→ WORK INSTRUCTION: Each entry should be duplicated exactly, with no line missing.

---+---

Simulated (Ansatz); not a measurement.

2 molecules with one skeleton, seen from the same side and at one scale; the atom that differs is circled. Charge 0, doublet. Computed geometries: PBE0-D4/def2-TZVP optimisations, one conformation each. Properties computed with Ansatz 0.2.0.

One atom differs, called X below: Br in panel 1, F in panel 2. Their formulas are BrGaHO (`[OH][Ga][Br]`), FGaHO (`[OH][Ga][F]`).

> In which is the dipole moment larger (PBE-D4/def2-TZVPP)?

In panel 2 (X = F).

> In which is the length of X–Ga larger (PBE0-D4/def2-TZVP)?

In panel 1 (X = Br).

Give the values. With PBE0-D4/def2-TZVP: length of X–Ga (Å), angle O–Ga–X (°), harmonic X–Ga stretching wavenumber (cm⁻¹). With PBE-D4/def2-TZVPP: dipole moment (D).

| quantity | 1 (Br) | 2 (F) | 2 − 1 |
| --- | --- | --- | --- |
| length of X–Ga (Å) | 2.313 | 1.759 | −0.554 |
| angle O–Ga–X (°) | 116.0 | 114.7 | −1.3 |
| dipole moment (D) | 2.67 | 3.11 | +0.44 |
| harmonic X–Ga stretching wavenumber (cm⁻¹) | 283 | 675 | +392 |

---+---

→ YOUR RESPONSE:
Simulated (Ansatz); not a measurement.

2 molecules with one skeleton, seen from the same side and at one scale; the atom that differs is circled. Charge 0, doublet. Computed geometries: PBE0-D4/def2-TZVP optimisations, one conformation each. Properties computed with Ansatz 0.2.0.

One atom differs, called X below: Br in panel 1, F in panel 2. Their formulas are BrGaHO (`[OH][Ga][Br]`), FGaHO (`[OH][Ga][F]`).

> In which is the dipole moment larger (PBE-D4/def2-TZVPP)?

In panel 2 (X = F).

> In which is the length of X–Ga larger (PBE0-D4/def2-TZVP)?

In panel 1 (X = Br).

Give the values. With PBE0-D4/def2-TZVP: length of X–Ga (Å), angle O–Ga–X (°), harmonic X–Ga stretching wavenumber (cm⁻¹). With PBE-D4/def2-TZVPP: dipole moment (D).

| quantity | 1 (Br) | 2 (F) | 2 − 1 |
| --- | --- | --- | --- |
| length of X–Ga (Å) | 2.313 | 1.759 | −0.554 |
| angle O–Ga–X (°) | 116.0 | 114.7 | −1.3 |
| dipole moment (D) | 2.67 | 3.11 | +0.44 |
| harmonic X–Ga stretching wavenumber (cm⁻¹) | 283 | 675 | +392 |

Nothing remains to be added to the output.